··· Information supplied

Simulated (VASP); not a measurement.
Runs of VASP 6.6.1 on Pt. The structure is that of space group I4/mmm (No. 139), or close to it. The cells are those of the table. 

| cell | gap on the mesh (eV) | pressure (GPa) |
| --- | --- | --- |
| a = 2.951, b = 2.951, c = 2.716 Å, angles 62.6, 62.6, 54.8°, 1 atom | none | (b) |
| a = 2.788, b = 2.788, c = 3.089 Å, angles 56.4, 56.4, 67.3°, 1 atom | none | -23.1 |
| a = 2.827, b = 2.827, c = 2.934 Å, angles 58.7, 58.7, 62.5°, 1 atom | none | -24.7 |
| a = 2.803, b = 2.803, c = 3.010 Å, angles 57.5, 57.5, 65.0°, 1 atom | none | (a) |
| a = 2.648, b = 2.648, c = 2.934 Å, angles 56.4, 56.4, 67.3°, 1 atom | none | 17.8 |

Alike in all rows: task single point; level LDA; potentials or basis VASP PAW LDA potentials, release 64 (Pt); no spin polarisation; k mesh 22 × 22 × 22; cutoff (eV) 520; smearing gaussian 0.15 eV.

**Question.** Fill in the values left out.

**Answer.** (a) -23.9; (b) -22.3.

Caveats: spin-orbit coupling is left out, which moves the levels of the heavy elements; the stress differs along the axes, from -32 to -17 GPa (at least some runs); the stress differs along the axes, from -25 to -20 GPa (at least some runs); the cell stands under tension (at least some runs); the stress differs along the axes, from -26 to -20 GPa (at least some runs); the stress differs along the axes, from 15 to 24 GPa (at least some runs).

······

## Exercise
In the material above, locate the line containing "Runs of VASP" and the line containing "-23.9; (b) -22.3.". Transcribe exactly those two lines and every line between them, and nothing more.

## Written answer
Runs of VASP 6.6.1 on Pt. The structure is that of space group I4/mmm (No. 139), or close to it. The cells are those of the table. 

| cell | gap on the mesh (eV) | pressure (GPa) |
| --- | --- | --- |
| a = 2.951, b = 2.951, c = 2.716 Å, angles 62.6, 62.6, 54.8°, 1 atom | none | (b) |
| a = 2.788, b = 2.788, c = 3.089 Å, angles 56.4, 56.4, 67.3°, 1 atom | none | -23.1 |
| a = 2.827, b = 2.827, c = 2.934 Å, angles 58.7, 58.7, 62.5°, 1 atom | none | -24.7 |
| a = 2.803, b = 2.803, c = 3.010 Å, angles 57.5, 57.5, 65.0°, 1 atom | none | (a) |
| a = 2.648, b = 2.648, c = 2.934 Å, angles 56.4, 56.4, 67.3°, 1 atom | none | 17.8 |

Alike in all rows: task single point; level LDA; potentials or basis VASP PAW LDA potentials, release 64 (Pt); no spin polarisation; k mesh 22 × 22 × 22; cutoff (eV) 520; smearing gaussian 0.15 eV.

**Question.** Fill in the values left out.

**Answer.** (a) -23.9; (b) -22.3.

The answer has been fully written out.